→ Assigned task
Will you write out all the entries below exactly?

Supplied records: Begin
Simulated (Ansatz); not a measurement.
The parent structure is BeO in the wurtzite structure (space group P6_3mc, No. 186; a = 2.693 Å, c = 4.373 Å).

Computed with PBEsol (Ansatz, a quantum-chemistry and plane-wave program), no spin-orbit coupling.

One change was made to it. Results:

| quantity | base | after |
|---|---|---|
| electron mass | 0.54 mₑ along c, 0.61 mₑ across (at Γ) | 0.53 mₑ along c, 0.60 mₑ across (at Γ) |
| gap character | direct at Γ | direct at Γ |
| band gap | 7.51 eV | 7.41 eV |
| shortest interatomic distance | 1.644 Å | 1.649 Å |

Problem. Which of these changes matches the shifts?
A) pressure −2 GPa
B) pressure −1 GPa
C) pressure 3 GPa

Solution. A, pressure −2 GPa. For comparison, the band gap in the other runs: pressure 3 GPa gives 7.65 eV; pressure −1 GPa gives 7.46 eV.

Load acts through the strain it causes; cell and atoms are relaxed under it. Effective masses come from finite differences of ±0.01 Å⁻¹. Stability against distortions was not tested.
Supplied records: End

→ Answer section
Simulated (Ansatz); not a measurement.
The parent structure is BeO in the wurtzite structure (space group P6_3mc, No. 186; a = 2.693 Å, c = 4.373 Å).

Computed with PBEsol (Ansatz, a quantum-chemistry and plane-wave program), no spin-orbit coupling.

One change was made to it. Results:

| quantity | base | after |
|---|---|---|
| electron mass | 0.54 mₑ along c, 0.61 mₑ across (at Γ) | 0.53 mₑ along c, 0.60 mₑ across (at Γ) |
| gap character | direct at Γ | direct at Γ |
| band gap | 7.51 eV | 7.41 eV |
| shortest interatomic distance | 1.644 Å | 1.649 Å |

Problem. Which of these changes matches the shifts?
A) pressure −2 GPa
B) pressure −1 GPa
C) pressure 3 GPa

Solution. A, pressure −2 GPa. For comparison, the band gap in the other runs: pressure 3 GPa gives 7.65 eV; pressure −1 GPa gives 7.46 eV.

Load acts through the strain it causes; cell and atoms are relaxed under it. Effective masses come from finite differences of ±0.01 Å⁻¹. Stability against distortions was not tested.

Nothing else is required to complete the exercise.